SUPPLIED INFORMATION
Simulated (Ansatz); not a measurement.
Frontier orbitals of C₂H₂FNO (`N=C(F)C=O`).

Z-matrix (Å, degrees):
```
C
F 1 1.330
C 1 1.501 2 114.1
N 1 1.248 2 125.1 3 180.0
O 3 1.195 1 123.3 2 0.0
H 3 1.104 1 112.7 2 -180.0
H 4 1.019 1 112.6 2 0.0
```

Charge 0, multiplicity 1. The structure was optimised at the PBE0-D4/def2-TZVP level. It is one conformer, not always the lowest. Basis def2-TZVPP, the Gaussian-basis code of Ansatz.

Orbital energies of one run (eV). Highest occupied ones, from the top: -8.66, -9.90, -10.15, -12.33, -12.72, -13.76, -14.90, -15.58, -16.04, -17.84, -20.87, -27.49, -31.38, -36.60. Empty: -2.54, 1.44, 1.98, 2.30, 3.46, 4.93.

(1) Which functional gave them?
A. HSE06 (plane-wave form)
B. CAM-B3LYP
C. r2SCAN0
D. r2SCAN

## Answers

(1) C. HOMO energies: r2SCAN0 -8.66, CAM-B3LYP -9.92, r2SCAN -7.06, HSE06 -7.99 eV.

WORK ITEM
What you return must be an exact retyping of the lines above starting at the line with "Frontier orbitals of" and ending at the line with "Charge 0, multiplicity", and nothing besides.

ANSWER BOX
Frontier orbitals of C₂H₂FNO (`N=C(F)C=O`).

Z-matrix (Å, degrees):
```
C
F 1 1.330
C 1 1.501 2 114.1
N 1 1.248 2 125.1 3 180.0
O 3 1.195 1 123.3 2 0.0
H 3 1.104 1 112.7 2 -180.0
H 4 1.019 1 112.6 2 0.0
```

Charge 0, multiplicity 1. The structure was optimised at the PBE0-D4/def2-TZVP level. It is one conformer, not always the lowest. Basis def2-TZVPP, the Gaussian-basis code of Ansatz.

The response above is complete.